* _Assigned task_
Reproduce word for word, from the entries below, the line with "Level of theory: GIAO", the line with "0.5771 | -0.5813 |", and every line between them, and nothing more.

* _Data supplied_
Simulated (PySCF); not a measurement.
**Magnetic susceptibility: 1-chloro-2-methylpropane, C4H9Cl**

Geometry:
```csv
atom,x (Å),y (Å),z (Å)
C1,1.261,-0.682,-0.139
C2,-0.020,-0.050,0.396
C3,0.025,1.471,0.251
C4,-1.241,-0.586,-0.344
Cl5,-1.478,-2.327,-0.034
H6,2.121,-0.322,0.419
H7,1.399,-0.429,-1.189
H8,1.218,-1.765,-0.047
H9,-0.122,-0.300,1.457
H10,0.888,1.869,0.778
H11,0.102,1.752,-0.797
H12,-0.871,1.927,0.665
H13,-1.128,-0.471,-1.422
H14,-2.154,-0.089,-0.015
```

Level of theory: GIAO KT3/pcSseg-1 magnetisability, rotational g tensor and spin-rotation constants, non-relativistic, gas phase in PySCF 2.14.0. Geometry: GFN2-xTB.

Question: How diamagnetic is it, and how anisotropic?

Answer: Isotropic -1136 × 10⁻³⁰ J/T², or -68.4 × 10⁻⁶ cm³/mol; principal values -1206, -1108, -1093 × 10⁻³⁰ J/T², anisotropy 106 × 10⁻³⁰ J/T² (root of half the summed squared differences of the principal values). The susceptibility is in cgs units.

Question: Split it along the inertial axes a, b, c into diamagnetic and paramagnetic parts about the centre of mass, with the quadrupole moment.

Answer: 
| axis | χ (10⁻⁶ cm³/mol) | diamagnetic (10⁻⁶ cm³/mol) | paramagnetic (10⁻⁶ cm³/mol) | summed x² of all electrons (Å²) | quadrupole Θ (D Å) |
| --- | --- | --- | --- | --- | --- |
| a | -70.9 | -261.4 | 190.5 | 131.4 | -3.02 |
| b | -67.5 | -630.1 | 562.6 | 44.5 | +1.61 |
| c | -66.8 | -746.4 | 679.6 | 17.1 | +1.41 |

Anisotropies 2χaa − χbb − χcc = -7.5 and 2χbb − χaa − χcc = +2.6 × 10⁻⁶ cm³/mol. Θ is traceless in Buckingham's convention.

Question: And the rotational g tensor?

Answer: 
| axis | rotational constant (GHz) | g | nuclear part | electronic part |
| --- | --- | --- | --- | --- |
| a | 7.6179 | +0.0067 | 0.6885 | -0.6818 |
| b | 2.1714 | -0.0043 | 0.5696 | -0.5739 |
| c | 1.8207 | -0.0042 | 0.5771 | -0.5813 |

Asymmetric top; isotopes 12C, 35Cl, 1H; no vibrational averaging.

* _Task answer_
Level of theory: GIAO KT3/pcSseg-1 magnetisability, rotational g tensor and spin-rotation constants, non-relativistic, gas phase in PySCF 2.14.0. Geometry: GFN2-xTB.

Question: How diamagnetic is it, and how anisotropic?

Answer: Isotropic -1136 × 10⁻³⁰ J/T², or -68.4 × 10⁻⁶ cm³/mol; principal values -1206, -1108, -1093 × 10⁻³⁰ J/T², anisotropy 106 × 10⁻³⁰ J/T² (root of half the summed squared differences of the principal values). The susceptibility is in cgs units.

Question: Split it along the inertial axes a, b, c into diamagnetic and paramagnetic parts about the centre of mass, with the quadrupole moment.

Answer: 
| axis | χ (10⁻⁶ cm³/mol) | diamagnetic (10⁻⁶ cm³/mol) | paramagnetic (10⁻⁶ cm³/mol) | summed x² of all electrons (Å²) | quadrupole Θ (D Å) |
| --- | --- | --- | --- | --- | --- |
| a | -70.9 | -261.4 | 190.5 | 131.4 | -3.02 |
| b | -67.5 | -630.1 | 562.6 | 44.5 | +1.61 |
| c | -66.8 | -746.4 | 679.6 | 17.1 | +1.41 |

Anisotropies 2χaa − χbb − χcc = -7.5 and 2χbb − χaa − χcc = +2.6 × 10⁻⁶ cm³/mol. Θ is traceless in Buckingham's convention.

Question: And the rotational g tensor?

Answer: 
| axis | rotational constant (GHz) | g | nuclear part | electronic part |
| --- | --- | --- | --- | --- |
| a | 7.6179 | +0.0067 | 0.6885 | -0.6818 |
| b | 2.1714 | -0.0043 | 0.5696 | -0.5739 |
| c | 1.8207 | -0.0042 | 0.5771 | -0.5813 |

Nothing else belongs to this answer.